————
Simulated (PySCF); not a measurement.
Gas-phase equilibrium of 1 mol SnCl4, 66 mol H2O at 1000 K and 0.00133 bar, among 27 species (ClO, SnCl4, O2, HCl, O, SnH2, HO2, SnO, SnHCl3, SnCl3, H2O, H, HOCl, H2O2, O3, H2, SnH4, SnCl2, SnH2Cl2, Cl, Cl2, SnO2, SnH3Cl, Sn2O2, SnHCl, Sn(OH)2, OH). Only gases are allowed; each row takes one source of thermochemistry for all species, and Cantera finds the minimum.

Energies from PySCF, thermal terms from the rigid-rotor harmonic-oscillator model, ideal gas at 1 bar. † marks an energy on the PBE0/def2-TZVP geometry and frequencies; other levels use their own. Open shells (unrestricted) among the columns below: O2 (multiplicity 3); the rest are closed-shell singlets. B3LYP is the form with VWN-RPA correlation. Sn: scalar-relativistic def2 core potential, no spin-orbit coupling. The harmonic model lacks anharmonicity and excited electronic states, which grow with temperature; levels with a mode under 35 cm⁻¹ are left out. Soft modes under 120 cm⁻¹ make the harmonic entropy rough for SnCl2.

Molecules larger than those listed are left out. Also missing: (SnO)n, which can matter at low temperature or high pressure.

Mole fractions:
————

Beginning at the first line above, repeat exactly until the line containing "Gas-phase equilibrium of", which is included.

## RESULT
Simulated (PySCF); not a measurement.
Gas-phase equilibrium of 1 mol SnCl4, 66 mol H2O at 1000 K and 0.00133 bar, among 27 species (ClO, SnCl4, O2, HCl, O, SnH2, HO2, SnO, SnHCl3, SnCl3, H2O, H, HOCl, H2O2, O3, H2, SnH4, SnCl2, SnH2Cl2, Cl, Cl2, SnO2, SnH3Cl, Sn2O2, SnHCl, Sn(OH)2, OH). Only gases are allowed; each row takes one source of thermochemistry for all species, and Cantera finds the minimum.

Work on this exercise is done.